> [ACTIVITY]: The required answer is an exact copy of every entry underneath.

> [INFORMATION GIVEN]:
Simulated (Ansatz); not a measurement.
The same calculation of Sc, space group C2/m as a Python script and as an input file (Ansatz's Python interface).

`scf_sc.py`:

> [RESPONSE AREA]:
Simulated (Ansatz); not a measurement.
The same calculation of Sc, space group C2/m as a Python script and as an input file (Ansatz's Python interface).

`scf_sc.py`:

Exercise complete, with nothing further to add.